----------

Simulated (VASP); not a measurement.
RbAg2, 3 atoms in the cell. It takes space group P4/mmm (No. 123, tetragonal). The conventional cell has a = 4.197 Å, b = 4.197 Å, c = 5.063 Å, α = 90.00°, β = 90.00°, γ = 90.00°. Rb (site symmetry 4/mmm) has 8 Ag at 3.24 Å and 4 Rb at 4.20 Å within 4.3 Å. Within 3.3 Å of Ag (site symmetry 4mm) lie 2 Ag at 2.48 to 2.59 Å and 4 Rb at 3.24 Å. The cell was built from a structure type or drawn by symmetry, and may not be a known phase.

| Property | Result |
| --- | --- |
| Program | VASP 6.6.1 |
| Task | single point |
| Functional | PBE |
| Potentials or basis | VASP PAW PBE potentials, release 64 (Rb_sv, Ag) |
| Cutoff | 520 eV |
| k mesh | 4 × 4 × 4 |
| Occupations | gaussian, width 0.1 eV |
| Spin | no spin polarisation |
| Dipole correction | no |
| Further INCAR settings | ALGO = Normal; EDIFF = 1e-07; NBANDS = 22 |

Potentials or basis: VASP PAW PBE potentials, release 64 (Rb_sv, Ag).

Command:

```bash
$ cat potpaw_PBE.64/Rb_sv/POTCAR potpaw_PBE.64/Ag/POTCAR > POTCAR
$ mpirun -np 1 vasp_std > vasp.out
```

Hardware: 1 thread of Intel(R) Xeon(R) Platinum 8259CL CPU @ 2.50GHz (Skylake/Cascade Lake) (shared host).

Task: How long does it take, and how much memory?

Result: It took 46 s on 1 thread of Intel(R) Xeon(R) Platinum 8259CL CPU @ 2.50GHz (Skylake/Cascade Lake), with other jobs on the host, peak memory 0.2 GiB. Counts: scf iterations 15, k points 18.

----------

WORK REQUEST: Each line from the top of the records through the one with "Task: How long" should be returned exactly. Leave out everything else.

EXERCISE RESPONSE:
Simulated (VASP); not a measurement.
RbAg2, 3 atoms in the cell. It takes space group P4/mmm (No. 123, tetragonal). The conventional cell has a = 4.197 Å, b = 4.197 Å, c = 5.063 Å, α = 90.00°, β = 90.00°, γ = 90.00°. Rb (site symmetry 4/mmm) has 8 Ag at 3.24 Å and 4 Rb at 4.20 Å within 4.3 Å. Within 3.3 Å of Ag (site symmetry 4mm) lie 2 Ag at 2.48 to 2.59 Å and 4 Rb at 3.24 Å. The cell was built from a structure type or drawn by symmetry, and may not be a known phase.

| Property | Result |
| --- | --- |
| Program | VASP 6.6.1 |
| Task | single point |
| Functional | PBE |
| Potentials or basis | VASP PAW PBE potentials, release 64 (Rb_sv, Ag) |
| Cutoff | 520 eV |
| k mesh | 4 × 4 × 4 |
| Occupations | gaussian, width 0.1 eV |
| Spin | no spin polarisation |
| Dipole correction | no |
| Further INCAR settings | ALGO = Normal; EDIFF = 1e-07; NBANDS = 22 |

Potentials or basis: VASP PAW PBE potentials, release 64 (Rb_sv, Ag).

Command:

```bash
$ cat potpaw_PBE.64/Rb_sv/POTCAR potpaw_PBE.64/Ag/POTCAR > POTCAR
$ mpirun -np 1 vasp_std > vasp.out
```

Hardware: 1 thread of Intel(R) Xeon(R) Platinum 8259CL CPU @ 2.50GHz (Skylake/Cascade Lake) (shared host).

Task: How long does it take, and how much memory?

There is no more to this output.